§ DATASET CONTENT
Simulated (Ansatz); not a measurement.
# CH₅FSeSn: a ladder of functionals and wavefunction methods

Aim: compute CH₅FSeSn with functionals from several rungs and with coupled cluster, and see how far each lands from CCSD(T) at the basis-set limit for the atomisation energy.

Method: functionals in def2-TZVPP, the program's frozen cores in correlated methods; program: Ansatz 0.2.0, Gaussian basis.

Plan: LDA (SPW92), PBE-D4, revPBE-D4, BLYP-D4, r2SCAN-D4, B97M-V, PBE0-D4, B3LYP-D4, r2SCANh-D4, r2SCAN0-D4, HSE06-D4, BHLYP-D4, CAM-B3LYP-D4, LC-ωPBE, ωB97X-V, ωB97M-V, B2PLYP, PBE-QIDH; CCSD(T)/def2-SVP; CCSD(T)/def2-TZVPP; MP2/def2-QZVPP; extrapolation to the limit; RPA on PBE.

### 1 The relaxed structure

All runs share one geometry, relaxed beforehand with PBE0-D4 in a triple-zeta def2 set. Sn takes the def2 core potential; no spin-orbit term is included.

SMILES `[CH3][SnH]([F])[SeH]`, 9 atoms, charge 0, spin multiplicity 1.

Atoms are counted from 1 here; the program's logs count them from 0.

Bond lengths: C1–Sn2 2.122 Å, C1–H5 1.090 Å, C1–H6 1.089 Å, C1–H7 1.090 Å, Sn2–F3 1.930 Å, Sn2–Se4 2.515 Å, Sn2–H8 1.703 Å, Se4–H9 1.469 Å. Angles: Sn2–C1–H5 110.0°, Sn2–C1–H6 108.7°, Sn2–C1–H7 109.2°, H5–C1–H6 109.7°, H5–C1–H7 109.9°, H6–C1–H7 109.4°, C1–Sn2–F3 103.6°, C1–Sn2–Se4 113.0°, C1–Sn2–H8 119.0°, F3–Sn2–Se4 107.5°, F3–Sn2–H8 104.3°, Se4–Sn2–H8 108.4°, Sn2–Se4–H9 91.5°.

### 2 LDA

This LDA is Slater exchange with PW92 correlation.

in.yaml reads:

§ WORK REQUEST
Please print the records above exactly from their first line. End with the line containing "This LDA is", and include it.

§ TASK OUTPUT
Simulated (Ansatz); not a measurement.
# CH₅FSeSn: a ladder of functionals and wavefunction methods

Aim: compute CH₅FSeSn with functionals from several rungs and with coupled cluster, and see how far each lands from CCSD(T) at the basis-set limit for the atomisation energy.

Method: functionals in def2-TZVPP, the program's frozen cores in correlated methods; program: Ansatz 0.2.0, Gaussian basis.

Plan: LDA (SPW92), PBE-D4, revPBE-D4, BLYP-D4, r2SCAN-D4, B97M-V, PBE0-D4, B3LYP-D4, r2SCANh-D4, r2SCAN0-D4, HSE06-D4, BHLYP-D4, CAM-B3LYP-D4, LC-ωPBE, ωB97X-V, ωB97M-V, B2PLYP, PBE-QIDH; CCSD(T)/def2-SVP; CCSD(T)/def2-TZVPP; MP2/def2-QZVPP; extrapolation to the limit; RPA on PBE.

### 1 The relaxed structure

All runs share one geometry, relaxed beforehand with PBE0-D4 in a triple-zeta def2 set. Sn takes the def2 core potential; no spin-orbit term is included.

SMILES `[CH3][SnH]([F])[SeH]`, 9 atoms, charge 0, spin multiplicity 1.

Atoms are counted from 1 here; the program's logs count them from 0.

Bond lengths: C1–Sn2 2.122 Å, C1–H5 1.090 Å, C1–H6 1.089 Å, C1–H7 1.090 Å, Sn2–F3 1.930 Å, Sn2–Se4 2.515 Å, Sn2–H8 1.703 Å, Se4–H9 1.469 Å. Angles: Sn2–C1–H5 110.0°, Sn2–C1–H6 108.7°, Sn2–C1–H7 109.2°, H5–C1–H6 109.7°, H5–C1–H7 109.9°, H6–C1–H7 109.4°, C1–Sn2–F3 103.6°, C1–Sn2–Se4 113.0°, C1–Sn2–H8 119.0°, F3–Sn2–Se4 107.5°, F3–Sn2–H8 104.3°, Se4–Sn2–H8 108.4°, Sn2–Se4–H9 91.5°.

### 2 LDA

This LDA is Slater exchange with PW92 correlation.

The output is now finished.